> _Requirement_: Stop after the line containing "Quantum ESPRESSO 7.5": print each line exactly from the first line of the listing up to that point.

::::::::::

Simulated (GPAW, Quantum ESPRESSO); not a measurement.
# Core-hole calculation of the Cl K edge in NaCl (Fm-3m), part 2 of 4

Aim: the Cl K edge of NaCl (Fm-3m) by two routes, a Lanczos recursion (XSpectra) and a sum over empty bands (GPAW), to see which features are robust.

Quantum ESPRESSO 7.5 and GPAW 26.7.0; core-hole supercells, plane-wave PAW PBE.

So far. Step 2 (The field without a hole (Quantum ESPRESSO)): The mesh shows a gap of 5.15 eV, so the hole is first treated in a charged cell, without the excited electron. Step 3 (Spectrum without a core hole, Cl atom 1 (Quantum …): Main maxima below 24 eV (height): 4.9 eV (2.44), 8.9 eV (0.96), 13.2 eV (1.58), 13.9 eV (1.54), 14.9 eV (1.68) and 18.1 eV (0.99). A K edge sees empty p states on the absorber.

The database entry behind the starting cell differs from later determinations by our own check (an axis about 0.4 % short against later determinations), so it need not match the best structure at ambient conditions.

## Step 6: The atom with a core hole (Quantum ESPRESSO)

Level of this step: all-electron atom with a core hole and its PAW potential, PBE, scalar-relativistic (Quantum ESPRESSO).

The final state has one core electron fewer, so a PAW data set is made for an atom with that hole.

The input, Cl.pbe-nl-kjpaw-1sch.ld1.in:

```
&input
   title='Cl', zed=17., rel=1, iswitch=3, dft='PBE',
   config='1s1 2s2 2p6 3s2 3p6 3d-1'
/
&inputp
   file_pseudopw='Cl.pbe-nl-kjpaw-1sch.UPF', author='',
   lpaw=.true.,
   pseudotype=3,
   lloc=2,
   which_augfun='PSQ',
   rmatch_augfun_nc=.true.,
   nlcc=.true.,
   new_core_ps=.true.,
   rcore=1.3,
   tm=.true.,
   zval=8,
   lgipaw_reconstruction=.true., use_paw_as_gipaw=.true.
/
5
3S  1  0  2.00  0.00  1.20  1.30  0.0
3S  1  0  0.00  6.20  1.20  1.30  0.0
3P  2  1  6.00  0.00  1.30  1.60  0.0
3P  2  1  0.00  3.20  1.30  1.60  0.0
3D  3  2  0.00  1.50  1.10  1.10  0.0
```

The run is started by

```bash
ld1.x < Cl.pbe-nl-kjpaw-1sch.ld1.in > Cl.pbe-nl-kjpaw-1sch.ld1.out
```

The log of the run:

::::::::::

> _Your response_:
Simulated (GPAW, Quantum ESPRESSO); not a measurement.
# Core-hole calculation of the Cl K edge in NaCl (Fm-3m), part 2 of 4

Aim: the Cl K edge of NaCl (Fm-3m) by two routes, a Lanczos recursion (XSpectra) and a sum over empty bands (GPAW), to see which features are robust.

Quantum ESPRESSO 7.5 and GPAW 26.7.0; core-hole supercells, plane-wave PAW PBE.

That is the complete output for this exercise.